### [Raw data]
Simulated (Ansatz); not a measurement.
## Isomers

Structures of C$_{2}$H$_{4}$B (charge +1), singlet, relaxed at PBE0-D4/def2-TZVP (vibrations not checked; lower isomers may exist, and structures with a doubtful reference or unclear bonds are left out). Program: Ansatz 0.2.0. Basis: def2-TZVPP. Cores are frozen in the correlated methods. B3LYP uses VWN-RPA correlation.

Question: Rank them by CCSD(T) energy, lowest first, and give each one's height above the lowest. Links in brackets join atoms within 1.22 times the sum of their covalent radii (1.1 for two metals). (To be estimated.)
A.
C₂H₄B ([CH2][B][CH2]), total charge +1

### [Assigned task]
Retype all of the material above with every character intact.

### [Written response]
Simulated (Ansatz); not a measurement.
## Isomers

Structures of C$_{2}$H$_{4}$B (charge +1), singlet, relaxed at PBE0-D4/def2-TZVP (vibrations not checked; lower isomers may exist, and structures with a doubtful reference or unclear bonds are left out). Program: Ansatz 0.2.0. Basis: def2-TZVPP. Cores are frozen in the correlated methods. B3LYP uses VWN-RPA correlation.

Question: Rank them by CCSD(T) energy, lowest first, and give each one's height above the lowest. Links in brackets join atoms within 1.22 times the sum of their covalent radii (1.1 for two metals). (To be estimated.)
A.
C₂H₄B ([CH2][B][CH2]), total charge +1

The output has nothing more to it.